* [Source data]:
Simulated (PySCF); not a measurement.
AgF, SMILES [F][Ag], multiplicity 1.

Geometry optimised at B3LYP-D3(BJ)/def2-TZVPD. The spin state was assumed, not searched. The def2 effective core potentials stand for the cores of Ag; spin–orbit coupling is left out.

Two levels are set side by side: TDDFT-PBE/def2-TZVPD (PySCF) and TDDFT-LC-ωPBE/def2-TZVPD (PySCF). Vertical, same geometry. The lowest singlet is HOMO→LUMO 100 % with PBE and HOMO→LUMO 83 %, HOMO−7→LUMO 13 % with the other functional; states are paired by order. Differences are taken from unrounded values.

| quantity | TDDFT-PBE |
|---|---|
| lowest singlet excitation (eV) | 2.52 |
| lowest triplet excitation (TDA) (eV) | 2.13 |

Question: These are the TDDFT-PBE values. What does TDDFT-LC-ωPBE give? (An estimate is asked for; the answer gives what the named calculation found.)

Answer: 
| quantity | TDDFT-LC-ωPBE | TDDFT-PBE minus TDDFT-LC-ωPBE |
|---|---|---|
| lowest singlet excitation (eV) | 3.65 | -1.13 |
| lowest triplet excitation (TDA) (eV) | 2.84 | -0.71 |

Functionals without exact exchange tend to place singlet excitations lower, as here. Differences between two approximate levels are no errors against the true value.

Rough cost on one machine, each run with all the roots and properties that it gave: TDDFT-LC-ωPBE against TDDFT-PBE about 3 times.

* [Brief]: Exactly as written, give the records again.

* [Task answer]:
Simulated (PySCF); not a measurement.
AgF, SMILES [F][Ag], multiplicity 1.

Geometry optimised at B3LYP-D3(BJ)/def2-TZVPD. The spin state was assumed, not searched. The def2 effective core potentials stand for the cores of Ag; spin–orbit coupling is left out.

Two levels are set side by side: TDDFT-PBE/def2-TZVPD (PySCF) and TDDFT-LC-ωPBE/def2-TZVPD (PySCF). Vertical, same geometry. The lowest singlet is HOMO→LUMO 100 % with PBE and HOMO→LUMO 83 %, HOMO−7→LUMO 13 % with the other functional; states are paired by order. Differences are taken from unrounded values.

| quantity | TDDFT-PBE |
|---|---|
| lowest singlet excitation (eV) | 2.52 |
| lowest triplet excitation (TDA) (eV) | 2.13 |

Question: These are the TDDFT-PBE values. What does TDDFT-LC-ωPBE give? (An estimate is asked for; the answer gives what the named calculation found.)

Answer: 
| quantity | TDDFT-LC-ωPBE | TDDFT-PBE minus TDDFT-LC-ωPBE |
|---|---|---|
| lowest singlet excitation (eV) | 3.65 | -1.13 |
| lowest triplet excitation (TDA) (eV) | 2.84 | -0.71 |

Functionals without exact exchange tend to place singlet excitations lower, as here. Differences between two approximate levels are no errors against the true value.

Rough cost on one machine, each run with all the roots and properties that it gave: TDDFT-LC-ωPBE against TDDFT-PBE about 3 times.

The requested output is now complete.